++++

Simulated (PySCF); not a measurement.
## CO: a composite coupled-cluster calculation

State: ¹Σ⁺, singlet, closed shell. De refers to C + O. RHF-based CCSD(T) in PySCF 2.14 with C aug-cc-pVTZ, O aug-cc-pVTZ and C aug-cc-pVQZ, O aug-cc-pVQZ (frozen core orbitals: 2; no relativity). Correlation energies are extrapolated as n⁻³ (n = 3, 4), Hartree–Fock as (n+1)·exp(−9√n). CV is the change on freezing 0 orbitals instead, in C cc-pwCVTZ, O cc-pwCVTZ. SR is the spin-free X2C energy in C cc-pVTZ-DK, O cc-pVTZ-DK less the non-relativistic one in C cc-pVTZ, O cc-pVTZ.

++++

◆ **EXERCISE**: Repeat the listing in full so that each line matches exactly.

◆ **TASK OUTPUT**:
Simulated (PySCF); not a measurement.
## CO: a composite coupled-cluster calculation

State: ¹Σ⁺, singlet, closed shell. De refers to C + O. RHF-based CCSD(T) in PySCF 2.14 with C aug-cc-pVTZ, O aug-cc-pVTZ and C aug-cc-pVQZ, O aug-cc-pVQZ (frozen core orbitals: 2; no relativity). Correlation energies are extrapolated as n⁻³ (n = 3, 4), Hartree–Fock as (n+1)·exp(−9√n). CV is the change on freezing 0 orbitals instead, in C cc-pwCVTZ, O cc-pwCVTZ. SR is the spin-free X2C energy in C cc-pVTZ-DK, O cc-pVTZ-DK less the non-relativistic one in C cc-pVTZ, O cc-pVTZ.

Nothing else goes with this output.